## Record set
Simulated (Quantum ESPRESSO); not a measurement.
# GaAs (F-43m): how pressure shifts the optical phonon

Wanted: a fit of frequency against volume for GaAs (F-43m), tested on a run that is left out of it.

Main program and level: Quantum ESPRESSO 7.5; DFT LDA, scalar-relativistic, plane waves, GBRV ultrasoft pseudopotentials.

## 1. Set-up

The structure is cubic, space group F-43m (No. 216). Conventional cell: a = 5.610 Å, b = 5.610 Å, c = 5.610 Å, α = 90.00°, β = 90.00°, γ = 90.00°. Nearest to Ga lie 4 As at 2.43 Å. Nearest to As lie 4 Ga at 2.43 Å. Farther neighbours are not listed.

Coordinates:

## Task item
Line by line, retype all of the entries.

## Written reply
Simulated (Quantum ESPRESSO); not a measurement.
# GaAs (F-43m): how pressure shifts the optical phonon

Wanted: a fit of frequency against volume for GaAs (F-43m), tested on a run that is left out of it.

Main program and level: Quantum ESPRESSO 7.5; DFT LDA, scalar-relativistic, plane waves, GBRV ultrasoft pseudopotentials.

## 1. Set-up

The structure is cubic, space group F-43m (No. 216). Conventional cell: a = 5.610 Å, b = 5.610 Å, c = 5.610 Å, α = 90.00°, β = 90.00°, γ = 90.00°. Nearest to Ga lie 4 As at 2.43 Å. Nearest to As lie 4 Ga at 2.43 Å. Farther neighbours are not listed.

Coordinates:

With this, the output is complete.